» **Information supplied**:
┌──

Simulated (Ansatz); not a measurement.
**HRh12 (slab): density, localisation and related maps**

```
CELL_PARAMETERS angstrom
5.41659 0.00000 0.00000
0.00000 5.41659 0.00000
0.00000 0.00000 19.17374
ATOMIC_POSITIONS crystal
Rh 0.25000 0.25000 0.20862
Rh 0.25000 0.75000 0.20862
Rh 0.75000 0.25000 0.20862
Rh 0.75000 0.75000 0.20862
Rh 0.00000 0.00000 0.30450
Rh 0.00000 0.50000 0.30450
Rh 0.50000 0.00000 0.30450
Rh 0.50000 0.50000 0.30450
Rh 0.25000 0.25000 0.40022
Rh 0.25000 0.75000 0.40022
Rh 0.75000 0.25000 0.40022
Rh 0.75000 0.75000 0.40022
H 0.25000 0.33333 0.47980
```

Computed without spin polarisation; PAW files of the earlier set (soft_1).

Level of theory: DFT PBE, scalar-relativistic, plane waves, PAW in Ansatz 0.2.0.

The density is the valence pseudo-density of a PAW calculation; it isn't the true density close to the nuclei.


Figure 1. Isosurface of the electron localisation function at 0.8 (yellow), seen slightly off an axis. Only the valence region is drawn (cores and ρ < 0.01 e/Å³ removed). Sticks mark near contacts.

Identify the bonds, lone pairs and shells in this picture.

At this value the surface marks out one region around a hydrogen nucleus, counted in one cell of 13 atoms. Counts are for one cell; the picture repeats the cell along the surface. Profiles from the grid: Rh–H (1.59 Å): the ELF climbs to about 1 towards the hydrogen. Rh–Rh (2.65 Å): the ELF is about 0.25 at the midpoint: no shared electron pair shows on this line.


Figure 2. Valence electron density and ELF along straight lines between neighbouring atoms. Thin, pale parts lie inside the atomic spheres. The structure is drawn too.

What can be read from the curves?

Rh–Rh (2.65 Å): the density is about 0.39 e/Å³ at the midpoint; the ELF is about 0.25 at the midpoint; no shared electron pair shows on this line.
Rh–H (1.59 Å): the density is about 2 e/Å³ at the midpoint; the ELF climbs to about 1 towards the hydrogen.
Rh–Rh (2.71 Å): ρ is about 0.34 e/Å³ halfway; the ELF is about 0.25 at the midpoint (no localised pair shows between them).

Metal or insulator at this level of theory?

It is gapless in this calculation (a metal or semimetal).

└──

» **Assignment**:
Beginning with the first line of the listing above, please write out every line exactly until you reach the line that contains "The density is the", and include that one too.

» **Written answer**:
Simulated (Ansatz); not a measurement.
**HRh12 (slab): density, localisation and related maps**

```
CELL_PARAMETERS angstrom
5.41659 0.00000 0.00000
0.00000 5.41659 0.00000
0.00000 0.00000 19.17374
ATOMIC_POSITIONS crystal
Rh 0.25000 0.25000 0.20862
Rh 0.25000 0.75000 0.20862
Rh 0.75000 0.25000 0.20862
Rh 0.75000 0.75000 0.20862
Rh 0.00000 0.00000 0.30450
Rh 0.00000 0.50000 0.30450
Rh 0.50000 0.00000 0.30450
Rh 0.50000 0.50000 0.30450
Rh 0.25000 0.25000 0.40022
Rh 0.25000 0.75000 0.40022
Rh 0.75000 0.25000 0.40022
Rh 0.75000 0.75000 0.40022
H 0.25000 0.33333 0.47980
```

Computed without spin polarisation; PAW files of the earlier set (soft_1).

Level of theory: DFT PBE, scalar-relativistic, plane waves, PAW in Ansatz 0.2.0.

The density is the valence pseudo-density of a PAW calculation; it isn't the true density close to the nuclei.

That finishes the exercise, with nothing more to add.